*** Opening of STUDY MATERIAL ***

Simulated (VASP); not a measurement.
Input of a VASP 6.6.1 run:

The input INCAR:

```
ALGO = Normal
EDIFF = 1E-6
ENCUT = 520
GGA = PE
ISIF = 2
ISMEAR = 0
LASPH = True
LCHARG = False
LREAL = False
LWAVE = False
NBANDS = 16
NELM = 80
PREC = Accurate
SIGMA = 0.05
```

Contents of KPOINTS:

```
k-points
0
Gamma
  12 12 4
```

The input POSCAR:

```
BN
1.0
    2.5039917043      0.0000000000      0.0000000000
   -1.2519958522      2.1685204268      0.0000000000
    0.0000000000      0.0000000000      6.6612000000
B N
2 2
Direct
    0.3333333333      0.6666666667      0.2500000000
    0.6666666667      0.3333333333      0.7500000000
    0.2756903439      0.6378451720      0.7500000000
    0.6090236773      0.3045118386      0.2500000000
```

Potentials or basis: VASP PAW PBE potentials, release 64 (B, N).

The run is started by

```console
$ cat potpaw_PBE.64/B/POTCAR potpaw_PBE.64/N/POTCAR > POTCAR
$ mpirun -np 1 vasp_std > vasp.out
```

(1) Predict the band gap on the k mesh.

*** Close of STUDY MATERIAL ***

BRIEF: The records above should be printed exactly, please, from the first line through the line containing "The run is started by", with both ends kept and nothing past it.

REPLY:
Simulated (VASP); not a measurement.
Input of a VASP 6.6.1 run:

The input INCAR:

```
ALGO = Normal
EDIFF = 1E-6
ENCUT = 520
GGA = PE
ISIF = 2
ISMEAR = 0
LASPH = True
LCHARG = False
LREAL = False
LWAVE = False
NBANDS = 16
NELM = 80
PREC = Accurate
SIGMA = 0.05
```

Contents of KPOINTS:

```
k-points
0
Gamma
  12 12 4
```

The input POSCAR:

```
BN
1.0
    2.5039917043      0.0000000000      0.0000000000
   -1.2519958522      2.1685204268      0.0000000000
    0.0000000000      0.0000000000      6.6612000000
B N
2 2
Direct
    0.3333333333      0.6666666667      0.2500000000
    0.6666666667      0.3333333333      0.7500000000
    0.2756903439      0.6378451720      0.7500000000
    0.6090236773      0.3045118386      0.2500000000
```

Potentials or basis: VASP PAW PBE potentials, release 64 (B, N).

The run is started by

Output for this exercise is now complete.